:: Recorded information ::

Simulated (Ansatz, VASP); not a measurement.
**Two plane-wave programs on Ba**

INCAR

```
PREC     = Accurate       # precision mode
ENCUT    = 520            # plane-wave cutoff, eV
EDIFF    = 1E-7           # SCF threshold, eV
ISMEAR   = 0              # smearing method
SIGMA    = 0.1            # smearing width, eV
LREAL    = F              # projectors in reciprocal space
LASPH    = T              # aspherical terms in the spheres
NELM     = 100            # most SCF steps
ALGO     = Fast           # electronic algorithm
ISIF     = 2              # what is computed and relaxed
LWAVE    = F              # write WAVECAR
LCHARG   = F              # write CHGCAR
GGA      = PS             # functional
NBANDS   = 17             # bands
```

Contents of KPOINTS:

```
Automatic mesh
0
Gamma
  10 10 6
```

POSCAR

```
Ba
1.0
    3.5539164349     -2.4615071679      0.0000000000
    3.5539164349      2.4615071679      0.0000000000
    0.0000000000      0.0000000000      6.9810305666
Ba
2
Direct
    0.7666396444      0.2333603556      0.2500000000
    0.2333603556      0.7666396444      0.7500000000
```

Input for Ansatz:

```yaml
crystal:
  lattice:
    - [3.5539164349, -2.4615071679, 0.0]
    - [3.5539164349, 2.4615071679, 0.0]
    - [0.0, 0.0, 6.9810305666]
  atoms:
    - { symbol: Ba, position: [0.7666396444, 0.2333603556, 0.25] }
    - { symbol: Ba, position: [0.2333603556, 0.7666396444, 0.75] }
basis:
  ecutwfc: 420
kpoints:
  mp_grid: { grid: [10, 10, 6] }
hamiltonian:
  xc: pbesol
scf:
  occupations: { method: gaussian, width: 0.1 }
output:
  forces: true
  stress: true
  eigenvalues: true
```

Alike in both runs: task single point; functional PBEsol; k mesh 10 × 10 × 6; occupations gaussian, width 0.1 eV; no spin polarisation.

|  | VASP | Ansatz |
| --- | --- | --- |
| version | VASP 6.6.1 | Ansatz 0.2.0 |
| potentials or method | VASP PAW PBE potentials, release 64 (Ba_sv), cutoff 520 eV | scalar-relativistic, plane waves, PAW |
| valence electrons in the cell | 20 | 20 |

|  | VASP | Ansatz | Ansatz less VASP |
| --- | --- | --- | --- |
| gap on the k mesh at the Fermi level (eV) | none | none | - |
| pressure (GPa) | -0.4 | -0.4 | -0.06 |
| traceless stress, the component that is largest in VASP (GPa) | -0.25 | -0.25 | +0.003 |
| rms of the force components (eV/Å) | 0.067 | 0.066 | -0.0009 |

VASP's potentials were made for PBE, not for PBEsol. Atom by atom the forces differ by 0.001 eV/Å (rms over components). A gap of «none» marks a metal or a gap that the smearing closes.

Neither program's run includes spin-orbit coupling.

:::

Work item: Only the lines from the top of the data through the line that contains "0.066 | -0.0009 |" should be quoted, exactly as they stand.

Answer area:
Simulated (Ansatz, VASP); not a measurement.
**Two plane-wave programs on Ba**

INCAR

```
PREC     = Accurate       # precision mode
ENCUT    = 520            # plane-wave cutoff, eV
EDIFF    = 1E-7           # SCF threshold, eV
ISMEAR   = 0              # smearing method
SIGMA    = 0.1            # smearing width, eV
LREAL    = F              # projectors in reciprocal space
LASPH    = T              # aspherical terms in the spheres
NELM     = 100            # most SCF steps
ALGO     = Fast           # electronic algorithm
ISIF     = 2              # what is computed and relaxed
LWAVE    = F              # write WAVECAR
LCHARG   = F              # write CHGCAR
GGA      = PS             # functional
NBANDS   = 17             # bands
```

Contents of KPOINTS:

```
Automatic mesh
0
Gamma
  10 10 6
```

POSCAR

```
Ba
1.0
    3.5539164349     -2.4615071679      0.0000000000
    3.5539164349      2.4615071679      0.0000000000
    0.0000000000      0.0000000000      6.9810305666
Ba
2
Direct
    0.7666396444      0.2333603556      0.2500000000
    0.2333603556      0.7666396444      0.7500000000
```

Input for Ansatz:

```yaml
crystal:
  lattice:
    - [3.5539164349, -2.4615071679, 0.0]
    - [3.5539164349, 2.4615071679, 0.0]
    - [0.0, 0.0, 6.9810305666]
  atoms:
    - { symbol: Ba, position: [0.7666396444, 0.2333603556, 0.25] }
    - { symbol: Ba, position: [0.2333603556, 0.7666396444, 0.75] }
basis:
  ecutwfc: 420
kpoints:
  mp_grid: { grid: [10, 10, 6] }
hamiltonian:
  xc: pbesol
scf:
  occupations: { method: gaussian, width: 0.1 }
output:
  forces: true
  stress: true
  eigenvalues: true
```

Alike in both runs: task single point; functional PBEsol; k mesh 10 × 10 × 6; occupations gaussian, width 0.1 eV; no spin polarisation.

|  | VASP | Ansatz |
| --- | --- | --- |
| version | VASP 6.6.1 | Ansatz 0.2.0 |
| potentials or method | VASP PAW PBE potentials, release 64 (Ba_sv), cutoff 520 eV | scalar-relativistic, plane waves, PAW |
| valence electrons in the cell | 20 | 20 |

|  | VASP | Ansatz | Ansatz less VASP |
| --- | --- | --- | --- |
| gap on the k mesh at the Fermi level (eV) | none | none | - |
| pressure (GPa) | -0.4 | -0.4 | -0.06 |
| traceless stress, the component that is largest in VASP (GPa) | -0.25 | -0.25 | +0.003 |
| rms of the force components (eV/Å) | 0.067 | 0.066 | -0.0009 |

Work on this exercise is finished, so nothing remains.